[[ Given information, beginning ]]

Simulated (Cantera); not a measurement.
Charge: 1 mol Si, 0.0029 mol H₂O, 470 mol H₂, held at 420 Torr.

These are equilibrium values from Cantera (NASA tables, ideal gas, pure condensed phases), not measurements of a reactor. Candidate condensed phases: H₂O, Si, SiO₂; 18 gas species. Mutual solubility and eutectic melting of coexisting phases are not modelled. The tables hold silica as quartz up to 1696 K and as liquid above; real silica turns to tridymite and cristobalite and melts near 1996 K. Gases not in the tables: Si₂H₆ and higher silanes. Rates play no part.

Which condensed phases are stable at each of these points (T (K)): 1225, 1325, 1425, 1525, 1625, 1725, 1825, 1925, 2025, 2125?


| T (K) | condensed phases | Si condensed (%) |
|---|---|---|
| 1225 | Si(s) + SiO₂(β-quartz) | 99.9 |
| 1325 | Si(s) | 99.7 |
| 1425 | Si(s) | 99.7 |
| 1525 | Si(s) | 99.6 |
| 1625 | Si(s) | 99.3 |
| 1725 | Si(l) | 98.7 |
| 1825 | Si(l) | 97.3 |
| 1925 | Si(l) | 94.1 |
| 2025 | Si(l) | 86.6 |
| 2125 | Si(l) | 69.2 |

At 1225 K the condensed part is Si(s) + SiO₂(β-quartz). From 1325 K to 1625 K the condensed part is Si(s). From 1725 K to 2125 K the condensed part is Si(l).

[[ Given information, end ]]

Requirement:
Write out the entries above word for word.

Response box:
Simulated (Cantera); not a measurement.
Charge: 1 mol Si, 0.0029 mol H₂O, 470 mol H₂, held at 420 Torr.

These are equilibrium values from Cantera (NASA tables, ideal gas, pure condensed phases), not measurements of a reactor. Candidate condensed phases: H₂O, Si, SiO₂; 18 gas species. Mutual solubility and eutectic melting of coexisting phases are not modelled. The tables hold silica as quartz up to 1696 K and as liquid above; real silica turns to tridymite and cristobalite and melts near 1996 K. Gases not in the tables: Si₂H₆ and higher silanes. Rates play no part.

Which condensed phases are stable at each of these points (T (K)): 1225, 1325, 1425, 1525, 1625, 1725, 1825, 1925, 2025, 2125?


| T (K) | condensed phases | Si condensed (%) |
|---|---|---|
| 1225 | Si(s) + SiO₂(β-quartz) | 99.9 |
| 1325 | Si(s) | 99.7 |
| 1425 | Si(s) | 99.7 |
| 1525 | Si(s) | 99.6 |
| 1625 | Si(s) | 99.3 |
| 1725 | Si(l) | 98.7 |
| 1825 | Si(l) | 97.3 |
| 1925 | Si(l) | 94.1 |
| 2025 | Si(l) | 86.6 |
| 2125 | Si(l) | 69.2 |

At 1225 K the condensed part is Si(s) + SiO₂(β-quartz). From 1325 K to 1625 K the condensed part is Si(s). From 1725 K to 2125 K the condensed part is Si(l).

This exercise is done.